* [Requirement]: All of the records need to be retyped exactly, with no line dropped.

[Records supplied — start]
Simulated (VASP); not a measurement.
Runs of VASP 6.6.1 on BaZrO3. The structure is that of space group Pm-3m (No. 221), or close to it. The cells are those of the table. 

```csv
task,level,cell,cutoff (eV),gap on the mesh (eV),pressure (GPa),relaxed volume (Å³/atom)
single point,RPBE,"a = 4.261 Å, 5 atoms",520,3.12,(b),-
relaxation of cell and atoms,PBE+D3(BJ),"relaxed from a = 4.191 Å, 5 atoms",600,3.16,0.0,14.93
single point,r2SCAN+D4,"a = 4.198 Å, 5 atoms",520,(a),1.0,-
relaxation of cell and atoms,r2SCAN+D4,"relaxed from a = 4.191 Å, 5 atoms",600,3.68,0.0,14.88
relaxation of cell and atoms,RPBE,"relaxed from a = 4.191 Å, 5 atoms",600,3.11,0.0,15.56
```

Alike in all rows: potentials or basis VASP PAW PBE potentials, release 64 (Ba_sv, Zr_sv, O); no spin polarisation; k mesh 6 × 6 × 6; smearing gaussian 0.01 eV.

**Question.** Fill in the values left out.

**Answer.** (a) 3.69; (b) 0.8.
[Records supplied — finish]

* [Written solution]:
Simulated (VASP); not a measurement.
Runs of VASP 6.6.1 on BaZrO3. The structure is that of space group Pm-3m (No. 221), or close to it. The cells are those of the table. 

```csv
task,level,cell,cutoff (eV),gap on the mesh (eV),pressure (GPa),relaxed volume (Å³/atom)
single point,RPBE,"a = 4.261 Å, 5 atoms",520,3.12,(b),-
relaxation of cell and atoms,PBE+D3(BJ),"relaxed from a = 4.191 Å, 5 atoms",600,3.16,0.0,14.93
single point,r2SCAN+D4,"a = 4.198 Å, 5 atoms",520,(a),1.0,-
relaxation of cell and atoms,r2SCAN+D4,"relaxed from a = 4.191 Å, 5 atoms",600,3.68,0.0,14.88
relaxation of cell and atoms,RPBE,"relaxed from a = 4.191 Å, 5 atoms",600,3.11,0.0,15.56
```

Alike in all rows: potentials or basis VASP PAW PBE potentials, release 64 (Ba_sv, Zr_sv, O); no spin polarisation; k mesh 6 × 6 × 6; smearing gaussian 0.01 eV.

**Question.** Fill in the values left out.

**Answer.** (a) 3.69; (b) 0.8.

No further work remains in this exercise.